Work request =>
A word-for-word transcription of the whole listing is required.

Material supplied =>
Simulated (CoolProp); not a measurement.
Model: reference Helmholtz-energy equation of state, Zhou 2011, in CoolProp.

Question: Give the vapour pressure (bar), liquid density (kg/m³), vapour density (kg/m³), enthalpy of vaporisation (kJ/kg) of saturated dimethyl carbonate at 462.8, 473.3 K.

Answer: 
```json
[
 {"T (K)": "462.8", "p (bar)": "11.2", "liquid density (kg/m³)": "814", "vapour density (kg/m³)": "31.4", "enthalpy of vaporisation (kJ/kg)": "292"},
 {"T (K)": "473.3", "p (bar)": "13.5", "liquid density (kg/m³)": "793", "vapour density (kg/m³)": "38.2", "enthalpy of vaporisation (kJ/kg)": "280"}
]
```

Result =>
Simulated (CoolProp); not a measurement.
Model: reference Helmholtz-energy equation of state, Zhou 2011, in CoolProp.

Question: Give the vapour pressure (bar), liquid density (kg/m³), vapour density (kg/m³), enthalpy of vaporisation (kJ/kg) of saturated dimethyl carbonate at 462.8, 473.3 K.

Answer: 
```json
[
 {"T (K)": "462.8", "p (bar)": "11.2", "liquid density (kg/m³)": "814", "vapour density (kg/m³)": "31.4", "enthalpy of vaporisation (kJ/kg)": "292"},
 {"T (K)": "473.3", "p (bar)": "13.5", "liquid density (kg/m³)": "793", "vapour density (kg/m³)": "38.2", "enthalpy of vaporisation (kJ/kg)": "280"}
]
```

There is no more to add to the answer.